==========
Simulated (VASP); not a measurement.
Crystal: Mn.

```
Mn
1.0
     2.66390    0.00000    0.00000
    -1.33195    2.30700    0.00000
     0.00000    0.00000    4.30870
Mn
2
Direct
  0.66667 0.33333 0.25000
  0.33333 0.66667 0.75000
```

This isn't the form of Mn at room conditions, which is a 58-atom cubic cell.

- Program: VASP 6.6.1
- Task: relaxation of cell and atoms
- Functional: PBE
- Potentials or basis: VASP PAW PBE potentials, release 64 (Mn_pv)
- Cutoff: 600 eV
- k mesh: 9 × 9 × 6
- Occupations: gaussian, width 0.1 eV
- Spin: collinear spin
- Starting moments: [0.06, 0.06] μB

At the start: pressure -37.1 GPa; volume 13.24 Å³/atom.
==========

Reproduce every line of the data exactly as it was written.

Simulated (VASP); not a measurement.
Crystal: Mn.

```
Mn
1.0
     2.66390    0.00000    0.00000
    -1.33195    2.30700    0.00000
     0.00000    0.00000    4.30870
Mn
2
Direct
  0.66667 0.33333 0.25000
  0.33333 0.66667 0.75000
```

This isn't the form of Mn at room conditions, which is a 58-atom cubic cell.

- Program: VASP 6.6.1
- Task: relaxation of cell and atoms
- Functional: PBE
- Potentials or basis: VASP PAW PBE potentials, release 64 (Mn_pv)
- Cutoff: 600 eV
- k mesh: 9 × 9 × 6
- Occupations: gaussian, width 0.1 eV
- Spin: collinear spin
- Starting moments: [0.06, 0.06] μB

At the start: pressure -37.1 GPa; volume 13.24 Å³/atom.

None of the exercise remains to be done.